**REQUIREMENT**
Are you able to quote each entry exactly as written?

─── RECORDS SHOWN

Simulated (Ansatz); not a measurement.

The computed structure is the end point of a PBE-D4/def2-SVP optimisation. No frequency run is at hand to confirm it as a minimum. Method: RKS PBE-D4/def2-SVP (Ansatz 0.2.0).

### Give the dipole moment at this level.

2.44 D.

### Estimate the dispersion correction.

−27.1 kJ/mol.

──────

**EXPECTED ANSWER**
Simulated (Ansatz); not a measurement.

The computed structure is the end point of a PBE-D4/def2-SVP optimisation. No frequency run is at hand to confirm it as a minimum. Method: RKS PBE-D4/def2-SVP (Ansatz 0.2.0).

### Give the dipole moment at this level.

2.44 D.

### Estimate the dispersion correction.

−27.1 kJ/mol.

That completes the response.